↓

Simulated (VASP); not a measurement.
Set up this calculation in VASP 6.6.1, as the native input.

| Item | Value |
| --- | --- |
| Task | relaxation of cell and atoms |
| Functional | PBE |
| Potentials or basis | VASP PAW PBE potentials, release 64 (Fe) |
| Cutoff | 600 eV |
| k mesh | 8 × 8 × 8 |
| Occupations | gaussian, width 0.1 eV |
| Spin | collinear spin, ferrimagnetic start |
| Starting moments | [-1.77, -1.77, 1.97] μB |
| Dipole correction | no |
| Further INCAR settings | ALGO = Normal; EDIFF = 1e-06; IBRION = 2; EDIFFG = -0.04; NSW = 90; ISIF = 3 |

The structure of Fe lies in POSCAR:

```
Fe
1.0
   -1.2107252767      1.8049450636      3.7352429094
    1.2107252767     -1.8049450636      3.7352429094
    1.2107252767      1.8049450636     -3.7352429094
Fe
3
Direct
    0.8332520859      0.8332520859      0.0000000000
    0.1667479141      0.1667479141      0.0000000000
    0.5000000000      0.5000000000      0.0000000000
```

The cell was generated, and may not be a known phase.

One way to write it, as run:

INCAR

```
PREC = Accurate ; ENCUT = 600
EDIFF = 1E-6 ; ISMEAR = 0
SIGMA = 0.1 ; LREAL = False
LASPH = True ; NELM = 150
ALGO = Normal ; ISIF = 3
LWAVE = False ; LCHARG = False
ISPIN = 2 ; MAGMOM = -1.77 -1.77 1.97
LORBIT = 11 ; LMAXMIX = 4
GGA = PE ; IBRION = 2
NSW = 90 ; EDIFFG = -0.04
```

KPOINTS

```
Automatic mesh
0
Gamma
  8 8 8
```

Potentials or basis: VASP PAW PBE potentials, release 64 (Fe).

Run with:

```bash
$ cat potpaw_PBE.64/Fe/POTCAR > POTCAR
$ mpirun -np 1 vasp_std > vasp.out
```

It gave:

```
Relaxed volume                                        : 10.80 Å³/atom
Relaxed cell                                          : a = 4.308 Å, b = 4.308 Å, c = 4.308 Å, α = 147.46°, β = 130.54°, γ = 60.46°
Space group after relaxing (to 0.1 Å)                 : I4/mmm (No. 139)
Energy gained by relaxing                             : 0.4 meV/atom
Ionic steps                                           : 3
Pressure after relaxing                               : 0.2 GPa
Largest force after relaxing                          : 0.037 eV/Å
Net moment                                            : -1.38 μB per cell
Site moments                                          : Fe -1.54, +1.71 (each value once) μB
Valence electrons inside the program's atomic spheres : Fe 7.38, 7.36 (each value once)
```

↑

◆ Task item: Start at the first line of the material and transcribe each line exactly, stopping once the line containing "mesh | 8 × 8 × 8 |" has been written.

◆ Response area:
Simulated (VASP); not a measurement.
Set up this calculation in VASP 6.6.1, as the native input.

| Item | Value |
| --- | --- |
| Task | relaxation of cell and atoms |
| Functional | PBE |
| Potentials or basis | VASP PAW PBE potentials, release 64 (Fe) |
| Cutoff | 600 eV |
| k mesh | 8 × 8 × 8 |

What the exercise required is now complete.